PROVIDED INFORMATION START

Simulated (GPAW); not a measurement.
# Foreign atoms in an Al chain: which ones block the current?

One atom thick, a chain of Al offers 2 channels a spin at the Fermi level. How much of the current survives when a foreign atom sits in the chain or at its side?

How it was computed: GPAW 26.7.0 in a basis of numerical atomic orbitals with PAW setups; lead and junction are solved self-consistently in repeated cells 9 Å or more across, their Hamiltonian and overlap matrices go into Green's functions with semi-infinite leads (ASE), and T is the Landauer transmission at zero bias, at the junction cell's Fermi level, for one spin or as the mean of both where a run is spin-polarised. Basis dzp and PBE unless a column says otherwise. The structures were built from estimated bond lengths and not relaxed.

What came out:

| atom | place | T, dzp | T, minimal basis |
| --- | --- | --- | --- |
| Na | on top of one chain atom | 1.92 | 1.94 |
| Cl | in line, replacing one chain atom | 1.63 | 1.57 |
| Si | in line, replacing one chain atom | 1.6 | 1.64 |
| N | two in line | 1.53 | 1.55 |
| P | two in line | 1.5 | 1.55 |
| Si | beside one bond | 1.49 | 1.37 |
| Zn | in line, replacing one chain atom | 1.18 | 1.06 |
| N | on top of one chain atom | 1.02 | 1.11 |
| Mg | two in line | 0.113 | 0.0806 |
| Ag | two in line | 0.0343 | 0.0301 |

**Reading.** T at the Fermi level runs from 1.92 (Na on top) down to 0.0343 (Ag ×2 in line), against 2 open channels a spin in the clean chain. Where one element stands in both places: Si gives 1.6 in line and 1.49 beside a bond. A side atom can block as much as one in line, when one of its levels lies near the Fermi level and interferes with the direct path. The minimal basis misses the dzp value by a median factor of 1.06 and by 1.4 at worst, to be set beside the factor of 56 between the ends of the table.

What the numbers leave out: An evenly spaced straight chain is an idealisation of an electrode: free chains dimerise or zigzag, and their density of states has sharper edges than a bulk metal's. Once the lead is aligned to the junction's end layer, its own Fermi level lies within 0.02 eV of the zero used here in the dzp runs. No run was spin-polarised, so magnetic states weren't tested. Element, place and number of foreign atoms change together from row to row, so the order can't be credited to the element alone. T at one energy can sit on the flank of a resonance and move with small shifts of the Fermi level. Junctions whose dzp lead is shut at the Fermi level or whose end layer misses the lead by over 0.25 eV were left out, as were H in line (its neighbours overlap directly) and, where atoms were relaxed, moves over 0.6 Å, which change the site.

PROVIDED INFORMATION END

> EXERCISE: Write down exactly the span of lines above from the one containing "1.5 | 1.55 |" to the one containing "0.0343 | 0.0301 |", both ends included.

> YOUR RESPONSE:
| P | two in line | 1.5 | 1.55 |
| Si | beside one bond | 1.49 | 1.37 |
| Zn | in line, replacing one chain atom | 1.18 | 1.06 |
| N | on top of one chain atom | 1.02 | 1.11 |
| Mg | two in line | 0.113 | 0.0806 |
| Ag | two in line | 0.0343 | 0.0301 |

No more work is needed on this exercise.